(Material provided):
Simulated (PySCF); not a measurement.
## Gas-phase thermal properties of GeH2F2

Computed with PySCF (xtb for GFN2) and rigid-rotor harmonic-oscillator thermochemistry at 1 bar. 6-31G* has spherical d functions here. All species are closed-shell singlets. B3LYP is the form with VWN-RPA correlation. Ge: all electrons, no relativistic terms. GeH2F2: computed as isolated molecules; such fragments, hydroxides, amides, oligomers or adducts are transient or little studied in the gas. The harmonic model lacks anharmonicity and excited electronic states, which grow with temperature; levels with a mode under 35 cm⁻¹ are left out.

(Assignment): Transcribe every record above exactly as written.

(Your response):
Simulated (PySCF); not a measurement.
## Gas-phase thermal properties of GeH2F2

Computed with PySCF (xtb for GFN2) and rigid-rotor harmonic-oscillator thermochemistry at 1 bar. 6-31G* has spherical d functions here. All species are closed-shell singlets. B3LYP is the form with VWN-RPA correlation. Ge: all electrons, no relativistic terms. GeH2F2: computed as isolated molecules; such fragments, hydroxides, amides, oligomers or adducts are transient or little studied in the gas. The harmonic model lacks anharmonicity and excited electronic states, which grow with temperature; levels with a mode under 35 cm⁻¹ are left out.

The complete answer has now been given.